EXERCISE DATA:
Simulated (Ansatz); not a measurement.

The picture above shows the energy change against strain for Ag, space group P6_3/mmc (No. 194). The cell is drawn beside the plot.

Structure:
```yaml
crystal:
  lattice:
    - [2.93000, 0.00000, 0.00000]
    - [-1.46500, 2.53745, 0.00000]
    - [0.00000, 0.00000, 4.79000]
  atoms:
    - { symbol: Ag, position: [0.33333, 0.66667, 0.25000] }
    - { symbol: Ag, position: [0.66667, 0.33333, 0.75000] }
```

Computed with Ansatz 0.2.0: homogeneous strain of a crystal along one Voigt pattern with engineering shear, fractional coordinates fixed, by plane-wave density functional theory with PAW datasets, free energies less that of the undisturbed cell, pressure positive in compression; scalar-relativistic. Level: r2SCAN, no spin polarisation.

ASSIGNMENT:
Write out the whole listing again, exactly as it stands.

EXPECTED ANSWER:
Simulated (Ansatz); not a measurement.

The picture above shows the energy change against strain for Ag, space group P6_3/mmc (No. 194). The cell is drawn beside the plot.

Structure:
```yaml
crystal:
  lattice:
    - [2.93000, 0.00000, 0.00000]
    - [-1.46500, 2.53745, 0.00000]
    - [0.00000, 0.00000, 4.79000]
  atoms:
    - { symbol: Ag, position: [0.33333, 0.66667, 0.25000] }
    - { symbol: Ag, position: [0.66667, 0.33333, 0.75000] }
```

Computed with Ansatz 0.2.0: homogeneous strain of a crystal along one Voigt pattern with engineering shear, fractional coordinates fixed, by plane-wave density functional theory with PAW datasets, free energies less that of the undisturbed cell, pressure positive in compression; scalar-relativistic. Level: r2SCAN, no spin polarisation.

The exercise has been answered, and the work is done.